--- DATA PROVIDED ---
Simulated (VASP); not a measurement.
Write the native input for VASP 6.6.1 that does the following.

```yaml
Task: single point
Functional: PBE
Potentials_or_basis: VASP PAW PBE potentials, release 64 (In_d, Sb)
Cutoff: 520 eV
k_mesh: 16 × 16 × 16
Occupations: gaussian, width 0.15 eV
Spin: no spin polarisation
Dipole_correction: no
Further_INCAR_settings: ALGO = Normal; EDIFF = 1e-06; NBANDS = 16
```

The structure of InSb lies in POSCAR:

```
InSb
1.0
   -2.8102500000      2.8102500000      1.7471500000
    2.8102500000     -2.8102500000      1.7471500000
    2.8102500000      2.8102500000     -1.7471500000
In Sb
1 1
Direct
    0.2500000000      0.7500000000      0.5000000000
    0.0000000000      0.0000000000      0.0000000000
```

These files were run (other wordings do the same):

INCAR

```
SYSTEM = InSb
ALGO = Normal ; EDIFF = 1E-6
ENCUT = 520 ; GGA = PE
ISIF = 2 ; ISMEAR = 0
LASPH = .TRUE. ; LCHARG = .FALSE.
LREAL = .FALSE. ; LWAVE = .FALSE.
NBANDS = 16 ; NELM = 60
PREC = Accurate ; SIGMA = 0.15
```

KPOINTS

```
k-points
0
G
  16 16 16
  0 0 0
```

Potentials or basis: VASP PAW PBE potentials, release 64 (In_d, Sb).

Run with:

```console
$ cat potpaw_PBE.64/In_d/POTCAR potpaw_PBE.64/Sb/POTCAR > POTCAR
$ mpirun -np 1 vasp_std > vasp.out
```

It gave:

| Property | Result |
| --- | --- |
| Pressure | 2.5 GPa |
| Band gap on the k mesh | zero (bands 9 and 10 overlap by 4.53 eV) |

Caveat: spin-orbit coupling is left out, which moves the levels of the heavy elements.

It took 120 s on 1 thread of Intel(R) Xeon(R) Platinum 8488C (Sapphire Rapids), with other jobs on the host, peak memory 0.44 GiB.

--- WORK ORDER ---
All lines from the first line of the listing above through the line containing "Caveat: spin-orbit coupling" are to be retyped exactly. Leave out any other line.

--- TASK RESULT ---
Simulated (VASP); not a measurement.
Write the native input for VASP 6.6.1 that does the following.

```yaml
Task: single point
Functional: PBE
Potentials_or_basis: VASP PAW PBE potentials, release 64 (In_d, Sb)
Cutoff: 520 eV
k_mesh: 16 × 16 × 16
Occupations: gaussian, width 0.15 eV
Spin: no spin polarisation
Dipole_correction: no
Further_INCAR_settings: ALGO = Normal; EDIFF = 1e-06; NBANDS = 16
```

The structure of InSb lies in POSCAR:

```
InSb
1.0
   -2.8102500000      2.8102500000      1.7471500000
    2.8102500000     -2.8102500000      1.7471500000
    2.8102500000      2.8102500000     -1.7471500000
In Sb
1 1
Direct
    0.2500000000      0.7500000000      0.5000000000
    0.0000000000      0.0000000000      0.0000000000
```

These files were run (other wordings do the same):

INCAR

```
SYSTEM = InSb
ALGO = Normal ; EDIFF = 1E-6
ENCUT = 520 ; GGA = PE
ISIF = 2 ; ISMEAR = 0
LASPH = .TRUE. ; LCHARG = .FALSE.
LREAL = .FALSE. ; LWAVE = .FALSE.
NBANDS = 16 ; NELM = 60
PREC = Accurate ; SIGMA = 0.15
```

KPOINTS

```
k-points
0
G
  16 16 16
  0 0 0
```

Potentials or basis: VASP PAW PBE potentials, release 64 (In_d, Sb).

Run with:

```console
$ cat potpaw_PBE.64/In_d/POTCAR potpaw_PBE.64/Sb/POTCAR > POTCAR
$ mpirun -np 1 vasp_std > vasp.out
```

It gave:

| Property | Result |
| --- | --- |
| Pressure | 2.5 GPa |
| Band gap on the k mesh | zero (bands 9 and 10 overlap by 4.53 eV) |

Caveat: spin-orbit coupling is left out, which moves the levels of the heavy elements.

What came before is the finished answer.